**WORK TASK**: All that is needed is the listing, given back exactly.

Segment Start: INFORMATION PROVIDED

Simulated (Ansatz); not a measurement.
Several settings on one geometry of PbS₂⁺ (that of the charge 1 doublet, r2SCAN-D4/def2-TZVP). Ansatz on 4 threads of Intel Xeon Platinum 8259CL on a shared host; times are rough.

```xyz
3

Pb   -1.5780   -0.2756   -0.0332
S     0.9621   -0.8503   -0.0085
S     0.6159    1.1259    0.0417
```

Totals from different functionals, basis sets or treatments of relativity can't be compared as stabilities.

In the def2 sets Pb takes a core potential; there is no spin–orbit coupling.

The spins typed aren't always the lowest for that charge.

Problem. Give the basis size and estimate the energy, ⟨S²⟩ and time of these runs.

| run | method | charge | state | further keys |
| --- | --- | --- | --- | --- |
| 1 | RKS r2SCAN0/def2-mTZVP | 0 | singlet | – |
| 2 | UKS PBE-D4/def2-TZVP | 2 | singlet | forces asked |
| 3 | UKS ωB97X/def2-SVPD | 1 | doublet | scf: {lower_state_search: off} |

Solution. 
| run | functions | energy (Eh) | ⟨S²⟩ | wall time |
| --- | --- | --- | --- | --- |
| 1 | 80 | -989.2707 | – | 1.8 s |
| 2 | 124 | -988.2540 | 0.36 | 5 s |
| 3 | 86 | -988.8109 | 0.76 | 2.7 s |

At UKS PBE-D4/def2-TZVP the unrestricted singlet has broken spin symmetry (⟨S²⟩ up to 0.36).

Segment End: INFORMATION PROVIDED

**SOLUTION**:
Simulated (Ansatz); not a measurement.
Several settings on one geometry of PbS₂⁺ (that of the charge 1 doublet, r2SCAN-D4/def2-TZVP). Ansatz on 4 threads of Intel Xeon Platinum 8259CL on a shared host; times are rough.

```xyz
3

Pb   -1.5780   -0.2756   -0.0332
S     0.9621   -0.8503   -0.0085
S     0.6159    1.1259    0.0417
```

Totals from different functionals, basis sets or treatments of relativity can't be compared as stabilities.

In the def2 sets Pb takes a core potential; there is no spin–orbit coupling.

The spins typed aren't always the lowest for that charge.

Problem. Give the basis size and estimate the energy, ⟨S²⟩ and time of these runs.

| run | method | charge | state | further keys |
| --- | --- | --- | --- | --- |
| 1 | RKS r2SCAN0/def2-mTZVP | 0 | singlet | – |
| 2 | UKS PBE-D4/def2-TZVP | 2 | singlet | forces asked |
| 3 | UKS ωB97X/def2-SVPD | 1 | doublet | scf: {lower_state_search: off} |

Solution. 
| run | functions | energy (Eh) | ⟨S²⟩ | wall time |
| --- | --- | --- | --- | --- |
| 1 | 80 | -989.2707 | – | 1.8 s |
| 2 | 124 | -988.2540 | 0.36 | 5 s |
| 3 | 86 | -988.8109 | 0.76 | 2.7 s |

At UKS PBE-D4/def2-TZVP the unrestricted singlet has broken spin symmetry (⟨S²⟩ up to 0.36).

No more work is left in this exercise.